Data shown: Begin
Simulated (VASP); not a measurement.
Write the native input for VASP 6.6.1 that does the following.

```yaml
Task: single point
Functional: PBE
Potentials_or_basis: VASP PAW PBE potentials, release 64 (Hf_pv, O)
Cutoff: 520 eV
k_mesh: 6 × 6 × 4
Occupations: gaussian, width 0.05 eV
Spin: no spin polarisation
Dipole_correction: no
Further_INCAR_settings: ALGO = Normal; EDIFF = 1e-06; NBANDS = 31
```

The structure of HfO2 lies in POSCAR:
Data shown: End

### Exercise
Write out the listing above, keeping every word exactly.

### Problem solution
Simulated (VASP); not a measurement.
Write the native input for VASP 6.6.1 that does the following.

```yaml
Task: single point
Functional: PBE
Potentials_or_basis: VASP PAW PBE potentials, release 64 (Hf_pv, O)
Cutoff: 520 eV
k_mesh: 6 × 6 × 4
Occupations: gaussian, width 0.05 eV
Spin: no spin polarisation
Dipole_correction: no
Further_INCAR_settings: ALGO = Normal; EDIFF = 1e-06; NBANDS = 31
```

The structure of HfO2 lies in POSCAR:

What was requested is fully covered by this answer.